· · · · · · ·

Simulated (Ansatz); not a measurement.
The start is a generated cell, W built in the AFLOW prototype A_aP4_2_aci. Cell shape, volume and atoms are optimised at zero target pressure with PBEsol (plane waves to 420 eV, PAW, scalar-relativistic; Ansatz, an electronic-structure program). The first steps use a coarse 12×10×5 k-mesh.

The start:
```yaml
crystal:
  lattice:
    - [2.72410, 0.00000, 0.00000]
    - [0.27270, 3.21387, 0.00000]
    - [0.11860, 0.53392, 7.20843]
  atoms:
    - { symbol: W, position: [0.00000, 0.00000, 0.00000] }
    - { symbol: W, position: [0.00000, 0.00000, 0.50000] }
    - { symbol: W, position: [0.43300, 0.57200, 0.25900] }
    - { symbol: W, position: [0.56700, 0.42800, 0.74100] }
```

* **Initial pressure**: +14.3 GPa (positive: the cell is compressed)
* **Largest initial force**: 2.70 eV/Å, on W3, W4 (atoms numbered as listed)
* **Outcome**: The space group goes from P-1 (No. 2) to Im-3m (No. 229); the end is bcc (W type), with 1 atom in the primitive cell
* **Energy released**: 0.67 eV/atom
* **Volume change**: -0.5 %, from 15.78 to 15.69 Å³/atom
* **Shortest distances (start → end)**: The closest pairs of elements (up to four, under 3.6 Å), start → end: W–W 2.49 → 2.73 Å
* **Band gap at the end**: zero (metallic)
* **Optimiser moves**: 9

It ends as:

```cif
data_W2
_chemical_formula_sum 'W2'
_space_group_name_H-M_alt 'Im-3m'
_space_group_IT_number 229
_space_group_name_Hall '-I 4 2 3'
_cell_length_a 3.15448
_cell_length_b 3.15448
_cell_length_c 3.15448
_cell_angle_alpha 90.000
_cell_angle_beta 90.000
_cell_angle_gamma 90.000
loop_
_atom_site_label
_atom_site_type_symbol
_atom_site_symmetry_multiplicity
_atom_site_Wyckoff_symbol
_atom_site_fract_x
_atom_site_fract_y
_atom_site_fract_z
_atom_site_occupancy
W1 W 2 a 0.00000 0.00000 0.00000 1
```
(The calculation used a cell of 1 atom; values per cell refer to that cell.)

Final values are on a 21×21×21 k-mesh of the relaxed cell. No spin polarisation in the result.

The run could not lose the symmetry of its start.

· · · · · · ·

* _REQUIRED ACTION_:
Reprint the data above from the opening line to the line holding "to 15.69 Å³/atom", inclusive, and nothing else.

* _WRITTEN ANSWER_:
Simulated (Ansatz); not a measurement.
The start is a generated cell, W built in the AFLOW prototype A_aP4_2_aci. Cell shape, volume and atoms are optimised at zero target pressure with PBEsol (plane waves to 420 eV, PAW, scalar-relativistic; Ansatz, an electronic-structure program). The first steps use a coarse 12×10×5 k-mesh.

The start:
```yaml
crystal:
  lattice:
    - [2.72410, 0.00000, 0.00000]
    - [0.27270, 3.21387, 0.00000]
    - [0.11860, 0.53392, 7.20843]
  atoms:
    - { symbol: W, position: [0.00000, 0.00000, 0.00000] }
    - { symbol: W, position: [0.00000, 0.00000, 0.50000] }
    - { symbol: W, position: [0.43300, 0.57200, 0.25900] }
    - { symbol: W, position: [0.56700, 0.42800, 0.74100] }
```

* **Initial pressure**: +14.3 GPa (positive: the cell is compressed)
* **Largest initial force**: 2.70 eV/Å, on W3, W4 (atoms numbered as listed)
* **Outcome**: The space group goes from P-1 (No. 2) to Im-3m (No. 229); the end is bcc (W type), with 1 atom in the primitive cell
* **Energy released**: 0.67 eV/atom
* **Volume change**: -0.5 %, from 15.78 to 15.69 Å³/atom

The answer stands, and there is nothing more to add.